========
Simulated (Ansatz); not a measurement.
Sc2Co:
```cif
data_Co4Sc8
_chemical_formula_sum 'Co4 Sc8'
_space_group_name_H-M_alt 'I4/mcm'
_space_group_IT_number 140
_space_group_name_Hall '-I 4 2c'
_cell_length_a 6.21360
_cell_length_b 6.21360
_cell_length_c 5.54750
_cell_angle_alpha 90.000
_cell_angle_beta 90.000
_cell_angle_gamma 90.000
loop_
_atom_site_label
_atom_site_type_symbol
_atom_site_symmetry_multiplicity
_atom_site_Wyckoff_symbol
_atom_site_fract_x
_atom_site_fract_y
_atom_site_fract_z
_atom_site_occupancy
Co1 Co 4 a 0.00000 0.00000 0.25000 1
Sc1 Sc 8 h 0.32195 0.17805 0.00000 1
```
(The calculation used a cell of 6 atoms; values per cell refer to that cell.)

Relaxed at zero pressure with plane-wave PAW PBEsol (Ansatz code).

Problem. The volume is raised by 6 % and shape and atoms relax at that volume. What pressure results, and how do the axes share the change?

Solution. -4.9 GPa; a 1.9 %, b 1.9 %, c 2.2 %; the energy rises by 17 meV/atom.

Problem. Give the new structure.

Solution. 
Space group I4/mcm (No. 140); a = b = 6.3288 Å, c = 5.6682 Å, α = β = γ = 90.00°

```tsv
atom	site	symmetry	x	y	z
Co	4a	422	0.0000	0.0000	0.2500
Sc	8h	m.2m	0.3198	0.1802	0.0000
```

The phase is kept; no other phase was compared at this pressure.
========

### Action item
Copy only the entries from the first line to the line with "Relaxed at zero", each exactly as it appears.

### Task solution
Simulated (Ansatz); not a measurement.
Sc2Co:
```cif
data_Co4Sc8
_chemical_formula_sum 'Co4 Sc8'
_space_group_name_H-M_alt 'I4/mcm'
_space_group_IT_number 140
_space_group_name_Hall '-I 4 2c'
_cell_length_a 6.21360
_cell_length_b 6.21360
_cell_length_c 5.54750
_cell_angle_alpha 90.000
_cell_angle_beta 90.000
_cell_angle_gamma 90.000
loop_
_atom_site_label
_atom_site_type_symbol
_atom_site_symmetry_multiplicity
_atom_site_Wyckoff_symbol
_atom_site_fract_x
_atom_site_fract_y
_atom_site_fract_z
_atom_site_occupancy
Co1 Co 4 a 0.00000 0.00000 0.25000 1
Sc1 Sc 8 h 0.32195 0.17805 0.00000 1
```
(The calculation used a cell of 6 atoms; values per cell refer to that cell.)

Relaxed at zero pressure with plane-wave PAW PBEsol (Ansatz code).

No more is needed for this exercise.